__ENTRIES SUPPLIED__.
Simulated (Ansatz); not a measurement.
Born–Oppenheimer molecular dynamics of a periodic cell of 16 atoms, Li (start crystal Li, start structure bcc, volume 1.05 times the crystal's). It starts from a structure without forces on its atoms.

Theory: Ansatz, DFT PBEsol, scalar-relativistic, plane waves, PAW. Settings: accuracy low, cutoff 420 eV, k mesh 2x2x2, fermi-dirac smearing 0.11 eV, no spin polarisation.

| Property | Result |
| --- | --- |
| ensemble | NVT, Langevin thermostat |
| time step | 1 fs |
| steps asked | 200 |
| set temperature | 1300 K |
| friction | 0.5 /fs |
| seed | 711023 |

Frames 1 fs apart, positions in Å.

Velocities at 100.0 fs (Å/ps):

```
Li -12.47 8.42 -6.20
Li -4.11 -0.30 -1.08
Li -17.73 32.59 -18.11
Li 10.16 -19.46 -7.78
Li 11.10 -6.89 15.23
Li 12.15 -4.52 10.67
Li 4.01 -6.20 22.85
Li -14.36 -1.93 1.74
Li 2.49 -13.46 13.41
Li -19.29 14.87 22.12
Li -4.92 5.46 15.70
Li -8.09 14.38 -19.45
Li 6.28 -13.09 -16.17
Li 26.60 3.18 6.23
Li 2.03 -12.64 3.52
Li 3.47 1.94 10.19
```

__REQUIREMENT__.
Retype the records above exactly, from their first line through the line that contains "Property | Result |", and stop there.

__EXERCISE OUTPUT__.
Simulated (Ansatz); not a measurement.
Born–Oppenheimer molecular dynamics of a periodic cell of 16 atoms, Li (start crystal Li, start structure bcc, volume 1.05 times the crystal's). It starts from a structure without forces on its atoms.

Theory: Ansatz, DFT PBEsol, scalar-relativistic, plane waves, PAW. Settings: accuracy low, cutoff 420 eV, k mesh 2x2x2, fermi-dirac smearing 0.11 eV, no spin polarisation.

| Property | Result |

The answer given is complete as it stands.